Work order: Transcribe only the lines between the first line of the records and the line containing "Numerical set-up: a", inclusive, exactly as written.

Information below:

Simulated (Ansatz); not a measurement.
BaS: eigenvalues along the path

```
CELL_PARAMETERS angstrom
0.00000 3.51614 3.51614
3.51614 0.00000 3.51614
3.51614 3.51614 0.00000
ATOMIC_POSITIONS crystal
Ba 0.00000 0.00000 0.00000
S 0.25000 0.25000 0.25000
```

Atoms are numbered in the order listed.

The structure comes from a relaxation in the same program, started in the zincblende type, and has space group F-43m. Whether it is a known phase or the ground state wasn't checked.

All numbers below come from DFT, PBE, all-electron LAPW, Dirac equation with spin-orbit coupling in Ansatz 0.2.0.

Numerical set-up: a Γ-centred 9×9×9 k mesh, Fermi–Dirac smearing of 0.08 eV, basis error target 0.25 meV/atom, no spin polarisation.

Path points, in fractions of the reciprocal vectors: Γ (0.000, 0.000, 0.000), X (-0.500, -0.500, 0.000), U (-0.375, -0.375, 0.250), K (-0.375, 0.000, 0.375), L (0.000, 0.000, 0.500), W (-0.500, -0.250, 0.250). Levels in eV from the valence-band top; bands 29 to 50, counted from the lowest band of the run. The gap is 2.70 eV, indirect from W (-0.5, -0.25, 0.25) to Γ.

End of Information.

Result:
Simulated (Ansatz); not a measurement.
BaS: eigenvalues along the path

```
CELL_PARAMETERS angstrom
0.00000 3.51614 3.51614
3.51614 0.00000 3.51614
3.51614 3.51614 0.00000
ATOMIC_POSITIONS crystal
Ba 0.00000 0.00000 0.00000
S 0.25000 0.25000 0.25000
```

Atoms are numbered in the order listed.

The structure comes from a relaxation in the same program, started in the zincblende type, and has space group F-43m. Whether it is a known phase or the ground state wasn't checked.

All numbers below come from DFT, PBE, all-electron LAPW, Dirac equation with spin-orbit coupling in Ansatz 0.2.0.

Numerical set-up: a Γ-centred 9×9×9 k mesh, Fermi–Dirac smearing of 0.08 eV, basis error target 0.25 meV/atom, no spin polarisation.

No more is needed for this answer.